## Work order
Reproduce the material that follows, please, but only from its first line to the line containing "a C–Si bond)", inclusive.

Segment Start: Records supplied

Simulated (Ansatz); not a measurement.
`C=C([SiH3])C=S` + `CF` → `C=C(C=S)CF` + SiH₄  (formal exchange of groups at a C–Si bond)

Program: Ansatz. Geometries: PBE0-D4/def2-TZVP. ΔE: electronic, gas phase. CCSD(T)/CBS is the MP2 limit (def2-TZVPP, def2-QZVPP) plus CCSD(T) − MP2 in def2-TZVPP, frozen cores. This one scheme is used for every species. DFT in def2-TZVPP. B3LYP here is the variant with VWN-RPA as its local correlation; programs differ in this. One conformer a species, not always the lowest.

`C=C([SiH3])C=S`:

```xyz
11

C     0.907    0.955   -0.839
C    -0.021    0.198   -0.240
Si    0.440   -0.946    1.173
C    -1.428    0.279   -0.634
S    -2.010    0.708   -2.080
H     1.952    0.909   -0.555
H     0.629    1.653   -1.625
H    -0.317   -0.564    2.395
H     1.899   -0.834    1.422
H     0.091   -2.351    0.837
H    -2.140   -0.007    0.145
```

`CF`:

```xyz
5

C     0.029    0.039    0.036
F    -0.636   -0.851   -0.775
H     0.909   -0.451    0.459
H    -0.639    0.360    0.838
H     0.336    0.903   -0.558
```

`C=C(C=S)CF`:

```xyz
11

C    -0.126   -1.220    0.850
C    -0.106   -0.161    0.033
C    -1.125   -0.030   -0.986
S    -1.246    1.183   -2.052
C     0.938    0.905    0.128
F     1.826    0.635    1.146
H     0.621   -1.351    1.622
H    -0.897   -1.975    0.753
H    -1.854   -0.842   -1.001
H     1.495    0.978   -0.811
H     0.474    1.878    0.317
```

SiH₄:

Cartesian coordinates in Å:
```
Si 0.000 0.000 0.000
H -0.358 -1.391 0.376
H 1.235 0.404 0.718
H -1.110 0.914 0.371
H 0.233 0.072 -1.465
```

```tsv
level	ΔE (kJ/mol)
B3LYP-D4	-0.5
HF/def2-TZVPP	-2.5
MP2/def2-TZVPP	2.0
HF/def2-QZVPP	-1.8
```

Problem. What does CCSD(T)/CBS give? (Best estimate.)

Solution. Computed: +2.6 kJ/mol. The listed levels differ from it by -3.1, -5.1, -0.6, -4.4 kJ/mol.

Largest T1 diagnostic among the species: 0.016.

Segment End: Records supplied

## Reply
Simulated (Ansatz); not a measurement.
`C=C([SiH3])C=S` + `CF` → `C=C(C=S)CF` + SiH₄  (formal exchange of groups at a C–Si bond)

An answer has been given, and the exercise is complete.